EXERCISE DATA:
==========

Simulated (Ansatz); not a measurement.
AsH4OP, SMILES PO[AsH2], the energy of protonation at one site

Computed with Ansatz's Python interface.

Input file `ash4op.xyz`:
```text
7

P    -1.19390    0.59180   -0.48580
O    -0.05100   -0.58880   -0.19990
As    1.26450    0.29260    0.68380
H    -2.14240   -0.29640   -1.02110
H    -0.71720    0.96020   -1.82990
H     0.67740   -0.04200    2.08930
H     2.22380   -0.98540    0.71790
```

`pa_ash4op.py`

==========

REQUIRED ACTION: Output every entry exactly as it appears.

TASK SOLUTION:
Simulated (Ansatz); not a measurement.
AsH4OP, SMILES PO[AsH2], the energy of protonation at one site

Computed with Ansatz's Python interface.

Input file `ash4op.xyz`:
```text
7

P    -1.19390    0.59180   -0.48580
O    -0.05100   -0.58880   -0.19990
As    1.26450    0.29260    0.68380
H    -2.14240   -0.29640   -1.02110
H    -0.71720    0.96020   -1.82990
H     0.67740   -0.04200    2.08930
H     2.22380   -0.98540    0.71790
```

`pa_ash4op.py`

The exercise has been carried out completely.